Required action: In the entries below, find the line with "An earlier PBE0-D4" and the line with "The geometry (sulfur"; give again those lines and every line between them, exactly.

Material shown:
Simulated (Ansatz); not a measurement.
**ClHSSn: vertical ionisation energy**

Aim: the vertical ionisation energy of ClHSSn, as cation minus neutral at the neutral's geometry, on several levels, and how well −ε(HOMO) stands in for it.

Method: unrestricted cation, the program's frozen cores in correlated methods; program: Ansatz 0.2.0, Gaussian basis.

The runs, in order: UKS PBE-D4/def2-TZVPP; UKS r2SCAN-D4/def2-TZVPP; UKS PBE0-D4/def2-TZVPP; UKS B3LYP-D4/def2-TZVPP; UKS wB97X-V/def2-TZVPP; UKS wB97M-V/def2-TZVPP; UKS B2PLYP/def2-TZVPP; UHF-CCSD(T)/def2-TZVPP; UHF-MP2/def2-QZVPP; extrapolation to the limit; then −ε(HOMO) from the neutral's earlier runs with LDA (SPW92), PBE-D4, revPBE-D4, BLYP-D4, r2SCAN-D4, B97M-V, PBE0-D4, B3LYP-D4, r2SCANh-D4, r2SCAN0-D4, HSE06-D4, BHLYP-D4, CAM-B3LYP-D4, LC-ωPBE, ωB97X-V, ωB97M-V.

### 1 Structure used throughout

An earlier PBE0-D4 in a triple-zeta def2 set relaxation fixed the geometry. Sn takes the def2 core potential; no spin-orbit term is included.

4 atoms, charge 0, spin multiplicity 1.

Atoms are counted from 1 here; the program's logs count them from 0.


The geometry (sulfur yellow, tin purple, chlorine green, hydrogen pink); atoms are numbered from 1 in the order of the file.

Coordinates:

Task response:
An earlier PBE0-D4 in a triple-zeta def2 set relaxation fixed the geometry. Sn takes the def2 core potential; no spin-orbit term is included.

4 atoms, charge 0, spin multiplicity 1.

Atoms are counted from 1 here; the program's logs count them from 0.


The geometry (sulfur yellow, tin purple, chlorine green, hydrogen pink); atoms are numbered from 1 in the order of the file.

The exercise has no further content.